- _Work order_: The lines to reproduce run from the first one below to the line containing "A k mesh can", both included. Reproduce them exactly and nothing else.

- _Recorded information_:
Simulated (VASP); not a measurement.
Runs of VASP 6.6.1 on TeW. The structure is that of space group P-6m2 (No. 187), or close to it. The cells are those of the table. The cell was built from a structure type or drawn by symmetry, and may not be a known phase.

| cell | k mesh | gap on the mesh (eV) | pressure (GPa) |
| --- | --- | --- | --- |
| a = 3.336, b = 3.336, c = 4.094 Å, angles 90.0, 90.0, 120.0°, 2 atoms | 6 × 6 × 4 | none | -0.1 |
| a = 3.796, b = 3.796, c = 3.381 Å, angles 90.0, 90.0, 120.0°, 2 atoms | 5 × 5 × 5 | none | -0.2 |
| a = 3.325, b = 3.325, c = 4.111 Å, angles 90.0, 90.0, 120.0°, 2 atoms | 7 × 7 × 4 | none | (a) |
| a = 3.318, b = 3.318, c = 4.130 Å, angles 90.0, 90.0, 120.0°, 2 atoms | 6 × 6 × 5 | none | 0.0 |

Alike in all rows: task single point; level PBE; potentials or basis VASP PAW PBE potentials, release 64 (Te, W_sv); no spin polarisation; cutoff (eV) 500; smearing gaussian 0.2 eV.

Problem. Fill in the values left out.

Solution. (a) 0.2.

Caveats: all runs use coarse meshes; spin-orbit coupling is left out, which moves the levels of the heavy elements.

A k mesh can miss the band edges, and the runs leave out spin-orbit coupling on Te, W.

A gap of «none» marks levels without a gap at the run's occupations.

- _Written reply_:
Simulated (VASP); not a measurement.
Runs of VASP 6.6.1 on TeW. The structure is that of space group P-6m2 (No. 187), or close to it. The cells are those of the table. The cell was built from a structure type or drawn by symmetry, and may not be a known phase.

| cell | k mesh | gap on the mesh (eV) | pressure (GPa) |
| --- | --- | --- | --- |
| a = 3.336, b = 3.336, c = 4.094 Å, angles 90.0, 90.0, 120.0°, 2 atoms | 6 × 6 × 4 | none | -0.1 |
| a = 3.796, b = 3.796, c = 3.381 Å, angles 90.0, 90.0, 120.0°, 2 atoms | 5 × 5 × 5 | none | -0.2 |
| a = 3.325, b = 3.325, c = 4.111 Å, angles 90.0, 90.0, 120.0°, 2 atoms | 7 × 7 × 4 | none | (a) |
| a = 3.318, b = 3.318, c = 4.130 Å, angles 90.0, 90.0, 120.0°, 2 atoms | 6 × 6 × 5 | none | 0.0 |

Alike in all rows: task single point; level PBE; potentials or basis VASP PAW PBE potentials, release 64 (Te, W_sv); no spin polarisation; cutoff (eV) 500; smearing gaussian 0.2 eV.

Problem. Fill in the values left out.

Solution. (a) 0.2.

Caveats: all runs use coarse meshes; spin-orbit coupling is left out, which moves the levels of the heavy elements.

A k mesh can miss the band edges, and the runs leave out spin-orbit coupling on Te, W.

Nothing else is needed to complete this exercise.